● Input data
★ ★ ★ ★ ★ ★ ★
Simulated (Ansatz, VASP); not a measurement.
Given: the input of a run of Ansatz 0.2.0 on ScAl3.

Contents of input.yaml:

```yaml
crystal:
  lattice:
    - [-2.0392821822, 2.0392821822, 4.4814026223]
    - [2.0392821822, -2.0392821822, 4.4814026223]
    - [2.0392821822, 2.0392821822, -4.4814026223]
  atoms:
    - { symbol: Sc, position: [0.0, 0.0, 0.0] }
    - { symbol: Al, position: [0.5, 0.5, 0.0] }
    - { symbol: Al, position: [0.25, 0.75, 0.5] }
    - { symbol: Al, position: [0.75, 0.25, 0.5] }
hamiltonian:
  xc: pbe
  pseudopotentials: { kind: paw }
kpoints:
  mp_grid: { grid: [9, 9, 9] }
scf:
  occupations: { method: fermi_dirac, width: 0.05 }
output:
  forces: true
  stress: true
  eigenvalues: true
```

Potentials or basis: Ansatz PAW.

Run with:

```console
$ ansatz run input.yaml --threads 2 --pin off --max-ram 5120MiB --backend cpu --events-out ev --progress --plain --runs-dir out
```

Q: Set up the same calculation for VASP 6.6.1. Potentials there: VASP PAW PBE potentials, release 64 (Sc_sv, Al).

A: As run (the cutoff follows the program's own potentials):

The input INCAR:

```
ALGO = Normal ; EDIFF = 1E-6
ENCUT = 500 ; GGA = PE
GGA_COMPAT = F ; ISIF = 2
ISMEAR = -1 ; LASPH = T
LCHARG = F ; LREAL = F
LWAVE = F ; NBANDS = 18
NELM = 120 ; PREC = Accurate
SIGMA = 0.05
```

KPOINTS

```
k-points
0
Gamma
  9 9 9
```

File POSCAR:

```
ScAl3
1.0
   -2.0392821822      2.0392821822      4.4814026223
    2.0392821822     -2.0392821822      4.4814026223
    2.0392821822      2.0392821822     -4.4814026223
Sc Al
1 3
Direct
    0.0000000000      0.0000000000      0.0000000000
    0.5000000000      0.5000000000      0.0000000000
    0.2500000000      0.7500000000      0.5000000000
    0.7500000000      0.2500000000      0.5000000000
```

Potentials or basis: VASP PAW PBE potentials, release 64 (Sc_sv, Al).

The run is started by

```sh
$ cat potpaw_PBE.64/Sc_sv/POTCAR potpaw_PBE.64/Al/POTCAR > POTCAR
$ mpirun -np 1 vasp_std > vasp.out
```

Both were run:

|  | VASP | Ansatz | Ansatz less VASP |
★ ★ ★ ★ ★ ★ ★

● Activity
In the listing above, transcribe exactly everything from the line containing "Potentials or basis: Ansatz PAW." down to the line containing "A: As run (the", including both and nothing more.

● Reply
Potentials or basis: Ansatz PAW.

Run with:

```console
$ ansatz run input.yaml --threads 2 --pin off --max-ram 5120MiB --backend cpu --events-out ev --progress --plain --runs-dir out
```

Q: Set up the same calculation for VASP 6.6.1. Potentials there: VASP PAW PBE potentials, release 64 (Sc_sv, Al).

A: As run (the cutoff follows the program's own potentials):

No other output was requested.